## Recorded data
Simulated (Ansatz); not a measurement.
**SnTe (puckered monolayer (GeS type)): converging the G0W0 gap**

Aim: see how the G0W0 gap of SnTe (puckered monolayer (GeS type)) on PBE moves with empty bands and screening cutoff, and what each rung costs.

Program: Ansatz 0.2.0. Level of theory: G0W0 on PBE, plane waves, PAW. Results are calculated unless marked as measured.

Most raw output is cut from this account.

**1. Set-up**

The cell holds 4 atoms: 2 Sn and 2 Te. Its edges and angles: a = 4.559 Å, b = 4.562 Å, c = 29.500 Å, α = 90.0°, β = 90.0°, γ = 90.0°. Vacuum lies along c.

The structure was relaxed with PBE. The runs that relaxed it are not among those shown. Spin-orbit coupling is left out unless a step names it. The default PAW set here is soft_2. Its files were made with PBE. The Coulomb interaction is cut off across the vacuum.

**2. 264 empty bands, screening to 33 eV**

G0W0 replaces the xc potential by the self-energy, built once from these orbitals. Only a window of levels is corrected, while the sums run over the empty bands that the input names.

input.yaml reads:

## Exercise
Exactly as they appear above, return all of the records.

## Answer area
Simulated (Ansatz); not a measurement.
**SnTe (puckered monolayer (GeS type)): converging the G0W0 gap**

Aim: see how the G0W0 gap of SnTe (puckered monolayer (GeS type)) on PBE moves with empty bands and screening cutoff, and what each rung costs.

Program: Ansatz 0.2.0. Level of theory: G0W0 on PBE, plane waves, PAW. Results are calculated unless marked as measured.

Most raw output is cut from this account.

**1. Set-up**

The cell holds 4 atoms: 2 Sn and 2 Te. Its edges and angles: a = 4.559 Å, b = 4.562 Å, c = 29.500 Å, α = 90.0°, β = 90.0°, γ = 90.0°. Vacuum lies along c.

The structure was relaxed with PBE. The runs that relaxed it are not among those shown. Spin-orbit coupling is left out unless a step names it. The default PAW set here is soft_2. Its files were made with PBE. The Coulomb interaction is cut off across the vacuum.

**2. 264 empty bands, screening to 33 eV**

G0W0 replaces the xc potential by the self-energy, built once from these orbitals. Only a window of levels is corrected, while the sums run over the empty bands that the input names.

input.yaml reads:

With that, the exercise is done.